* _ASSIGNED TASK_:
The required output is the complete data, repeated without alteration.

* _INFORMATION SHOWN_:
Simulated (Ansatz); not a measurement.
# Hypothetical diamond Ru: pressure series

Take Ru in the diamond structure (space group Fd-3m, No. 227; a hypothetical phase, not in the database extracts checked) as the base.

* _RESPONSE BOX_:
Simulated (Ansatz); not a measurement.
# Hypothetical diamond Ru: pressure series

Take Ru in the diamond structure (space group Fd-3m, No. 227; a hypothetical phase, not in the database extracts checked) as the base.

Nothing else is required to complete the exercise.